········
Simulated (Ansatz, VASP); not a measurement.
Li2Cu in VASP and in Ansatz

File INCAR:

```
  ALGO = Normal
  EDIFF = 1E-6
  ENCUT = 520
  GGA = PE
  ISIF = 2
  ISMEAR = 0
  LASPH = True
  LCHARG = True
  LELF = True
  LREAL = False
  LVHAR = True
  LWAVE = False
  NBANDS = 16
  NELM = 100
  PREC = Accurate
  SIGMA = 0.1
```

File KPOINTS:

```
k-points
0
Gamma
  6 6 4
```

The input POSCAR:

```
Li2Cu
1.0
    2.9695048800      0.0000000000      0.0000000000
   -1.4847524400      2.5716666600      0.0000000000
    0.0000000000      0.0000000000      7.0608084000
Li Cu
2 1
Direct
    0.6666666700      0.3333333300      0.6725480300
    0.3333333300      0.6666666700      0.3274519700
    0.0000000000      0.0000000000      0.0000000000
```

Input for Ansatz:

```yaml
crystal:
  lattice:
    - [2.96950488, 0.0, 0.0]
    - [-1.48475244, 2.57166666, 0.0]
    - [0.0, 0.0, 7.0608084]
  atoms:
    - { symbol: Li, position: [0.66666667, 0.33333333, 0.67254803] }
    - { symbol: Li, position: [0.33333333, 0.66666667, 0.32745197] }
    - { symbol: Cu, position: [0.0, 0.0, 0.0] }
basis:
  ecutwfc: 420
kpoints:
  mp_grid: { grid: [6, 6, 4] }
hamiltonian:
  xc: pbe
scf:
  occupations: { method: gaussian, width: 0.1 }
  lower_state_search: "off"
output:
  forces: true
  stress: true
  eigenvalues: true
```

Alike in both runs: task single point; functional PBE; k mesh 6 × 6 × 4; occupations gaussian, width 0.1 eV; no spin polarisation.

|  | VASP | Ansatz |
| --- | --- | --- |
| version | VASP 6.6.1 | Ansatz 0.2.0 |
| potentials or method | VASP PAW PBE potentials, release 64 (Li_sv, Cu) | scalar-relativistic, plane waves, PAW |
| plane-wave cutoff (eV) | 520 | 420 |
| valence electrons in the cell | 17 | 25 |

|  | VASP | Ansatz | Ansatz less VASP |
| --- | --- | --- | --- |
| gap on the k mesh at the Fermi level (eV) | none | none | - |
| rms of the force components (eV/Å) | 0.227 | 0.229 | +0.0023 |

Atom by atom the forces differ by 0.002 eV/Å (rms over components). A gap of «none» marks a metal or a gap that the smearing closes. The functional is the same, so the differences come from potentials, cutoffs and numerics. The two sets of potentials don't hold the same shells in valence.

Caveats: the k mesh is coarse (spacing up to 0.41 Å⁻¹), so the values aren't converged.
········

__Work instruction__
Lines from the beginning of the data above through the line containing "Alike in both" are to be returned exactly, and no others.

__Task answer__
Simulated (Ansatz, VASP); not a measurement.
Li2Cu in VASP and in Ansatz

File INCAR:

```
  ALGO = Normal
  EDIFF = 1E-6
  ENCUT = 520
  GGA = PE
  ISIF = 2
  ISMEAR = 0
  LASPH = True
  LCHARG = True
  LELF = True
  LREAL = False
  LVHAR = True
  LWAVE = False
  NBANDS = 16
  NELM = 100
  PREC = Accurate
  SIGMA = 0.1
```

File KPOINTS:

```
k-points
0
Gamma
  6 6 4
```

The input POSCAR:

```
Li2Cu
1.0
    2.9695048800      0.0000000000      0.0000000000
   -1.4847524400      2.5716666600      0.0000000000
    0.0000000000      0.0000000000      7.0608084000
Li Cu
2 1
Direct
    0.6666666700      0.3333333300      0.6725480300
    0.3333333300      0.6666666700      0.3274519700
    0.0000000000      0.0000000000      0.0000000000
```

Input for Ansatz:

```yaml
crystal:
  lattice:
    - [2.96950488, 0.0, 0.0]
    - [-1.48475244, 2.57166666, 0.0]
    - [0.0, 0.0, 7.0608084]
  atoms:
    - { symbol: Li, position: [0.66666667, 0.33333333, 0.67254803] }
    - { symbol: Li, position: [0.33333333, 0.66666667, 0.32745197] }
    - { symbol: Cu, position: [0.0, 0.0, 0.0] }
basis:
  ecutwfc: 420
kpoints:
  mp_grid: { grid: [6, 6, 4] }
hamiltonian:
  xc: pbe
scf:
  occupations: { method: gaussian, width: 0.1 }
  lower_state_search: "off"
output:
  forces: true
  stress: true
  eigenvalues: true
```

Alike in both runs: task single point; functional PBE; k mesh 6 × 6 × 4; occupations gaussian, width 0.1 eV; no spin polarisation.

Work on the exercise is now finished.